** Opening LISTED RECORDS block **

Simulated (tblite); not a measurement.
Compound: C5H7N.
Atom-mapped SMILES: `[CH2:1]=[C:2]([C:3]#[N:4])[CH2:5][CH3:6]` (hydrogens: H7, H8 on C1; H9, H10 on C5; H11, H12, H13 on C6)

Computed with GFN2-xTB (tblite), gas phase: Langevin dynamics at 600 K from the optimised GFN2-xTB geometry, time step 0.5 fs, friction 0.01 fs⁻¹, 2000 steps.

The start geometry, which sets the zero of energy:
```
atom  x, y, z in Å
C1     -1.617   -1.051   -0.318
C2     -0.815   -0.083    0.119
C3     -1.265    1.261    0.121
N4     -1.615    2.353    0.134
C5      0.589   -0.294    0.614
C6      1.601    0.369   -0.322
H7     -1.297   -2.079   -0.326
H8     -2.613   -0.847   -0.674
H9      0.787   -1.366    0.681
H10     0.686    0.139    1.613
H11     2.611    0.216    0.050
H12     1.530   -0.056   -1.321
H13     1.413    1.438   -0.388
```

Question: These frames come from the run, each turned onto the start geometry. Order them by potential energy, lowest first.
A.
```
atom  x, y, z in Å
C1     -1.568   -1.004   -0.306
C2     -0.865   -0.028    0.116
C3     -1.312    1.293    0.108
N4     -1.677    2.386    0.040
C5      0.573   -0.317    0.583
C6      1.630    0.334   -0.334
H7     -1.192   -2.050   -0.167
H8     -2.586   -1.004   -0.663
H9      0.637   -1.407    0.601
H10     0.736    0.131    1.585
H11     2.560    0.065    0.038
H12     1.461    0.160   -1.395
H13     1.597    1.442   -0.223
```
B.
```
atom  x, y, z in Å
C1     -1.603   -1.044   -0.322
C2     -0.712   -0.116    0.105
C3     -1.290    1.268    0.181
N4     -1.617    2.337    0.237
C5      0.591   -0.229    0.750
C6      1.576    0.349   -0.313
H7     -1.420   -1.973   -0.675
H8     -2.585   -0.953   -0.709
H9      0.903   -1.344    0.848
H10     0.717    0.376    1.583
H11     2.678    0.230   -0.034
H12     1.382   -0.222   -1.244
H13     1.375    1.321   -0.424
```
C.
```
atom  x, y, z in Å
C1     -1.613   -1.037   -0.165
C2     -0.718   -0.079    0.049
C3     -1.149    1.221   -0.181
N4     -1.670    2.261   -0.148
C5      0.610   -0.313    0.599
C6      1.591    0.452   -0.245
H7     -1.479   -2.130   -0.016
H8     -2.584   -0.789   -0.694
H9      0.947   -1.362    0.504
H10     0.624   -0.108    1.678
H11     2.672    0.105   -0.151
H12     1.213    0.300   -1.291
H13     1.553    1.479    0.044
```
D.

** Closing LISTED RECORDS block **

**WORK REQUEST:** Copy exactly the opening line of the material, the line bearing "H12, H13 on C6)", and every line between them. Include nothing else.

**RESPONSE:**
Simulated (tblite); not a measurement.
Compound: C5H7N.
Atom-mapped SMILES: `[CH2:1]=[C:2]([C:3]#[N:4])[CH2:5][CH3:6]` (hydrogens: H7, H8 on C1; H9, H10 on C5; H11, H12, H13 on C6)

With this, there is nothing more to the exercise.